■ **RECORD SET**:
********
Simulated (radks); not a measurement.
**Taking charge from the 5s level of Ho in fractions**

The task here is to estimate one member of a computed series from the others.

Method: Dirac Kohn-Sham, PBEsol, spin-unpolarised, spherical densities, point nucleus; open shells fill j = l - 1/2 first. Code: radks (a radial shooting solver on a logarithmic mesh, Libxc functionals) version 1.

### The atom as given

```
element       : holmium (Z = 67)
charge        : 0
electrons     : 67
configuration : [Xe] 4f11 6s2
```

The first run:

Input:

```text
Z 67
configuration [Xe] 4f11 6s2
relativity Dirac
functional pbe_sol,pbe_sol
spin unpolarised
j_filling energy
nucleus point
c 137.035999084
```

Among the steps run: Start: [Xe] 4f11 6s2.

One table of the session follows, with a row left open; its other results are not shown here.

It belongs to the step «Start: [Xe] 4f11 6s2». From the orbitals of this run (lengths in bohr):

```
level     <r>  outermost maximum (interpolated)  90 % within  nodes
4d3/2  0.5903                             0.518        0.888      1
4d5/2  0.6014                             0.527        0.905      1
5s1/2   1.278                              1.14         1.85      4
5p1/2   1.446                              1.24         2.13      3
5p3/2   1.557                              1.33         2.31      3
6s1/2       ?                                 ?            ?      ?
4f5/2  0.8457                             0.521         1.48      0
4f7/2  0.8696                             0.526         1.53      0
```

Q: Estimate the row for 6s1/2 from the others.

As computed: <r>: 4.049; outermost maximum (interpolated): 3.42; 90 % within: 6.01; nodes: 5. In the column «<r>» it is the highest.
********

Every line of the data is to be printed again exactly.

■ **EXERCISE OUTPUT**:
Simulated (radks); not a measurement.
**Taking charge from the 5s level of Ho in fractions**

The task here is to estimate one member of a computed series from the others.

Method: Dirac Kohn-Sham, PBEsol, spin-unpolarised, spherical densities, point nucleus; open shells fill j = l - 1/2 first. Code: radks (a radial shooting solver on a logarithmic mesh, Libxc functionals) version 1.

### The atom as given

```
element       : holmium (Z = 67)
charge        : 0
electrons     : 67
configuration : [Xe] 4f11 6s2
```

The first run:

Input:

```text
Z 67
configuration [Xe] 4f11 6s2
relativity Dirac
functional pbe_sol,pbe_sol
spin unpolarised
j_filling energy
nucleus point
c 137.035999084
```

Among the steps run: Start: [Xe] 4f11 6s2.

One table of the session follows, with a row left open; its other results are not shown here.

It belongs to the step «Start: [Xe] 4f11 6s2». From the orbitals of this run (lengths in bohr):

```
level     <r>  outermost maximum (interpolated)  90 % within  nodes
4d3/2  0.5903                             0.518        0.888      1
4d5/2  0.6014                             0.527        0.905      1
5s1/2   1.278                              1.14         1.85      4
5p1/2   1.446                              1.24         2.13      3
5p3/2   1.557                              1.33         2.31      3
6s1/2       ?                                 ?            ?      ?
4f5/2  0.8457                             0.521         1.48      0
4f7/2  0.8696                             0.526         1.53      0
```

Q: Estimate the row for 6s1/2 from the others.

As computed: <r>: 4.049; outermost maximum (interpolated): 3.42; 90 % within: 6.01; nodes: 5. In the column «<r>» it is the highest.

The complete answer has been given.